§ Work item: The entries should be given again so that each one matches the original exactly.

------ Supplied entries

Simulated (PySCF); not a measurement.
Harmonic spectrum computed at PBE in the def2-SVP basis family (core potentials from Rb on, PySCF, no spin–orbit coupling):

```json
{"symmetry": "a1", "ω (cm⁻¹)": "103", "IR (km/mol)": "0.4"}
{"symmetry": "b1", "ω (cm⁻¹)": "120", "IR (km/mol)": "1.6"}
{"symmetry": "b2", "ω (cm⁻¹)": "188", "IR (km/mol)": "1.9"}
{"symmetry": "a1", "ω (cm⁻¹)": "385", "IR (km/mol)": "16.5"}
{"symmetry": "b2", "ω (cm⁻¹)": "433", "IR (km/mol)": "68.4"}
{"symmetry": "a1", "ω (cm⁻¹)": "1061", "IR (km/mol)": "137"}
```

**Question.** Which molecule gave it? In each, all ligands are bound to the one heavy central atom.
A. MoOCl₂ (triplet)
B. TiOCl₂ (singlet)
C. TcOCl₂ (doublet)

------------

§ Your solution:
Simulated (PySCF); not a measurement.
Harmonic spectrum computed at PBE in the def2-SVP basis family (core potentials from Rb on, PySCF, no spin–orbit coupling):

```json
{"symmetry": "a1", "ω (cm⁻¹)": "103", "IR (km/mol)": "0.4"}
{"symmetry": "b1", "ω (cm⁻¹)": "120", "IR (km/mol)": "1.6"}
{"symmetry": "b2", "ω (cm⁻¹)": "188", "IR (km/mol)": "1.9"}
{"symmetry": "a1", "ω (cm⁻¹)": "385", "IR (km/mol)": "16.5"}
{"symmetry": "b2", "ω (cm⁻¹)": "433", "IR (km/mol)": "68.4"}
{"symmetry": "a1", "ω (cm⁻¹)": "1061", "IR (km/mol)": "137"}
```

**Question.** Which molecule gave it? In each, all ligands are bound to the one heavy central atom.
A. MoOCl₂ (triplet)
B. TiOCl₂ (singlet)
C. TcOCl₂ (doublet)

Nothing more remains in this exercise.